EXERCISE: Word for word, give the listing below again.

DATASET EXCERPTS:
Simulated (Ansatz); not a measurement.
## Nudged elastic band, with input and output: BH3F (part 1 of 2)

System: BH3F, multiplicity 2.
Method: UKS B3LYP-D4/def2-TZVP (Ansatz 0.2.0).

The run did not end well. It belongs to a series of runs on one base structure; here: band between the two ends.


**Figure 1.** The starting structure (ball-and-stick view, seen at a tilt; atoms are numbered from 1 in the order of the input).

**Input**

EXERCISE ANSWER:
Simulated (Ansatz); not a measurement.
## Nudged elastic band, with input and output: BH3F (part 1 of 2)

System: BH3F, multiplicity 2.
Method: UKS B3LYP-D4/def2-TZVP (Ansatz 0.2.0).

The run did not end well. It belongs to a series of runs on one base structure; here: band between the two ends.


**Figure 1.** The starting structure (ball-and-stick view, seen at a tilt; atoms are numbered from 1 in the order of the input).

**Input**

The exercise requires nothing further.